--- DATA Enclosed Below ---
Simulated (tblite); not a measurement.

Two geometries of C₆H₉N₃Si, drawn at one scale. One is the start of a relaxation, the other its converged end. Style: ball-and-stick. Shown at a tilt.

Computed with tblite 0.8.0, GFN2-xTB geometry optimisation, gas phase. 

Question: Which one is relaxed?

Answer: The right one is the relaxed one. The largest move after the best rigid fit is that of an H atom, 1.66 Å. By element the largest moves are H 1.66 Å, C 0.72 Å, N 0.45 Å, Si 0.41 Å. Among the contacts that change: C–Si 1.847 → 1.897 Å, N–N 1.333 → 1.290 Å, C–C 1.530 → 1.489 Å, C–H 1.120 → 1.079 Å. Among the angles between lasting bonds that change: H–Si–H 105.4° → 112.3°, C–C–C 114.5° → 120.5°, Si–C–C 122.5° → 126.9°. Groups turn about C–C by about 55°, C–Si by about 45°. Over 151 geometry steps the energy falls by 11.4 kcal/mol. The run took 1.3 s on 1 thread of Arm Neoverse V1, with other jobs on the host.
--- End of Enclosed DATA ---

After locating the line with "Two geometries of" above, return that line and every later line through the one with "Question: Which one is relaxed?", word for word and with nothing else.

▸ EXERCISE ANSWER
Two geometries of C₆H₉N₃Si, drawn at one scale. One is the start of a relaxation, the other its converged end. Style: ball-and-stick. Shown at a tilt.

Computed with tblite 0.8.0, GFN2-xTB geometry optimisation, gas phase. 

Question: Which one is relaxed?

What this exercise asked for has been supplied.